== == ==

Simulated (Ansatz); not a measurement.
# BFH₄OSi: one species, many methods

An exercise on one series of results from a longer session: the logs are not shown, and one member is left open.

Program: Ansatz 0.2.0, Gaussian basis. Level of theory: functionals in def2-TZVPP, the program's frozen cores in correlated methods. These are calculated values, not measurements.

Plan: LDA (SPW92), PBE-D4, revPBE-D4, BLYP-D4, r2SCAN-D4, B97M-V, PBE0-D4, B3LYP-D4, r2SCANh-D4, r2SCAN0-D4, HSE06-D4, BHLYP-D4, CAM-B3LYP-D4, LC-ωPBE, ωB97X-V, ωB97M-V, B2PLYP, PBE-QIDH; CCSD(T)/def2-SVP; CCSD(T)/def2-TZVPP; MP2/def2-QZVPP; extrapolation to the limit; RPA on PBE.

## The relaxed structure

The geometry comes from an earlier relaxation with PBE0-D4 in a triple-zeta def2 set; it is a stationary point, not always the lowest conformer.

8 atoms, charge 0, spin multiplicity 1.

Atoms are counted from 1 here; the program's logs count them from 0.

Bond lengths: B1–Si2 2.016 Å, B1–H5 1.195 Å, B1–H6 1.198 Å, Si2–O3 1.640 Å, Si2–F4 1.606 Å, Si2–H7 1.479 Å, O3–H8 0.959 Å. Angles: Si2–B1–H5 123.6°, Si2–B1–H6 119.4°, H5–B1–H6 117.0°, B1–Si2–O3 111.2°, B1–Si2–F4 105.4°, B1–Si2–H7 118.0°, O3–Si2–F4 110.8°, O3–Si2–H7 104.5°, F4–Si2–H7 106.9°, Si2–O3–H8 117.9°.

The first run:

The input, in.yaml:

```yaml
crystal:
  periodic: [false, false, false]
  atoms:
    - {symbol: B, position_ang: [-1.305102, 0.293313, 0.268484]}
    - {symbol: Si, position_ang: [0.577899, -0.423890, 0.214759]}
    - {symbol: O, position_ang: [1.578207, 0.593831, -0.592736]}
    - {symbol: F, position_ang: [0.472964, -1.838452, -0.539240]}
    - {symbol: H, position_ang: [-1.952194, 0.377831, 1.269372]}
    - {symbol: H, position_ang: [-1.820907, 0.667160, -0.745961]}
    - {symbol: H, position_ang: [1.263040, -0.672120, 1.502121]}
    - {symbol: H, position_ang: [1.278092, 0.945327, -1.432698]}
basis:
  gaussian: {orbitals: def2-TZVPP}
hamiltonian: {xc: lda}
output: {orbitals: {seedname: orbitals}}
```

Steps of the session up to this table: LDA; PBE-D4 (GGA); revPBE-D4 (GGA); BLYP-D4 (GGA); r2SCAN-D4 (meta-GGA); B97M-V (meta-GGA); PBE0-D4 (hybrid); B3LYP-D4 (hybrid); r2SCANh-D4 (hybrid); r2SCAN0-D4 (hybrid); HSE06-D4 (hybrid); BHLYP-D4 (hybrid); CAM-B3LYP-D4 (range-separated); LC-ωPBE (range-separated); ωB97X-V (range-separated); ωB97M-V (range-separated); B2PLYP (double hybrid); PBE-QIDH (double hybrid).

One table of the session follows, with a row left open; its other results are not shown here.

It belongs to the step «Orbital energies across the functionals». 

== == ==

WORK REQUEST -
Copy, please, exactly the lines that start at the first line of the data and end at the line containing "## The relaxed structure", both kept and no others.

RESPONSE BOX -
Simulated (Ansatz); not a measurement.
# BFH₄OSi: one species, many methods

An exercise on one series of results from a longer session: the logs are not shown, and one member is left open.

Program: Ansatz 0.2.0, Gaussian basis. Level of theory: functionals in def2-TZVPP, the program's frozen cores in correlated methods. These are calculated values, not measurements.

Plan: LDA (SPW92), PBE-D4, revPBE-D4, BLYP-D4, r2SCAN-D4, B97M-V, PBE0-D4, B3LYP-D4, r2SCANh-D4, r2SCAN0-D4, HSE06-D4, BHLYP-D4, CAM-B3LYP-D4, LC-ωPBE, ωB97X-V, ωB97M-V, B2PLYP, PBE-QIDH; CCSD(T)/def2-SVP; CCSD(T)/def2-TZVPP; MP2/def2-QZVPP; extrapolation to the limit; RPA on PBE.

## The relaxed structure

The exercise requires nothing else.